● ● ● ● ●
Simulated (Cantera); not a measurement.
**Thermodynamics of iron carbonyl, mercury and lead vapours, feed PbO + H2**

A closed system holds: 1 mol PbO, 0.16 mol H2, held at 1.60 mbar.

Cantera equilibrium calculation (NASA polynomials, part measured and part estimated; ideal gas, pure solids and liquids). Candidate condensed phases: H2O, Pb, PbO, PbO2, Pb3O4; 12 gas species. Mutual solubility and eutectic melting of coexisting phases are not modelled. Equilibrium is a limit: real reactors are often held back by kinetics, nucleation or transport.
● ● ● ● ●

Everything in the data should be copied exactly. Leave nothing out.

Simulated (Cantera); not a measurement.
**Thermodynamics of iron carbonyl, mercury and lead vapours, feed PbO + H2**

A closed system holds: 1 mol PbO, 0.16 mol H2, held at 1.60 mbar.

Cantera equilibrium calculation (NASA polynomials, part measured and part estimated; ideal gas, pure solids and liquids). Candidate condensed phases: H2O, Pb, PbO, PbO2, Pb3O4; 12 gas species. Mutual solubility and eutectic melting of coexisting phases are not modelled. Equilibrium is a limit: real reactors are often held back by kinetics, nucleation or transport.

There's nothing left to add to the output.